Each line below is to be written out in full, exactly as shown.

━━ Dataset extract ━━
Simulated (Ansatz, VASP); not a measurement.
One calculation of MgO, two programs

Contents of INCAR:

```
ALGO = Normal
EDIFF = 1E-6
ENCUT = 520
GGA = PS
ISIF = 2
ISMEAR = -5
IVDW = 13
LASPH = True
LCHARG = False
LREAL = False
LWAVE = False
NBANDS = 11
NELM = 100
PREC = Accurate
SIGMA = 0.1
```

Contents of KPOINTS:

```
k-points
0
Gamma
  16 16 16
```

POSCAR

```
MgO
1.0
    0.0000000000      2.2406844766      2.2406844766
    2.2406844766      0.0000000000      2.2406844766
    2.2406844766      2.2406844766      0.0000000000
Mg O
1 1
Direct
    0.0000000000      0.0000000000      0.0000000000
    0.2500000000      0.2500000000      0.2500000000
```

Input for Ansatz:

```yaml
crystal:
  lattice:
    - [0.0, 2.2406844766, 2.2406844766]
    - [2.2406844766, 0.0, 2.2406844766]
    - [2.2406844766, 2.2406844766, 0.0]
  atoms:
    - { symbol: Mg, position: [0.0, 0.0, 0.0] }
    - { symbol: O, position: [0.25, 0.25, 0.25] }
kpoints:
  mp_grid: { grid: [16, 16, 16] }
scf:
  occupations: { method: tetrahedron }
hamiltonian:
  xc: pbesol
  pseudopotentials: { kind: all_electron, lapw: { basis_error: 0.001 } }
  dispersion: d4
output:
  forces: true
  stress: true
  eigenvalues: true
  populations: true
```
━━━

--- Written answer ---
Simulated (Ansatz, VASP); not a measurement.
One calculation of MgO, two programs

Contents of INCAR:

```
ALGO = Normal
EDIFF = 1E-6
ENCUT = 520
GGA = PS
ISIF = 2
ISMEAR = -5
IVDW = 13
LASPH = True
LCHARG = False
LREAL = False
LWAVE = False
NBANDS = 11
NELM = 100
PREC = Accurate
SIGMA = 0.1
```

Contents of KPOINTS:

```
k-points
0
Gamma
  16 16 16
```

POSCAR

```
MgO
1.0
    0.0000000000      2.2406844766      2.2406844766
    2.2406844766      0.0000000000      2.2406844766
    2.2406844766      2.2406844766      0.0000000000
Mg O
1 1
Direct
    0.0000000000      0.0000000000      0.0000000000
    0.2500000000      0.2500000000      0.2500000000
```

Input for Ansatz:

```yaml
crystal:
  lattice:
    - [0.0, 2.2406844766, 2.2406844766]
    - [2.2406844766, 0.0, 2.2406844766]
    - [2.2406844766, 2.2406844766, 0.0]
  atoms:
    - { symbol: Mg, position: [0.0, 0.0, 0.0] }
    - { symbol: O, position: [0.25, 0.25, 0.25] }
kpoints:
  mp_grid: { grid: [16, 16, 16] }
scf:
  occupations: { method: tetrahedron }
hamiltonian:
  xc: pbesol
  pseudopotentials: { kind: all_electron, lapw: { basis_error: 0.001 } }
  dispersion: d4
output:
  forces: true
  stress: true
  eigenvalues: true
  populations: true
```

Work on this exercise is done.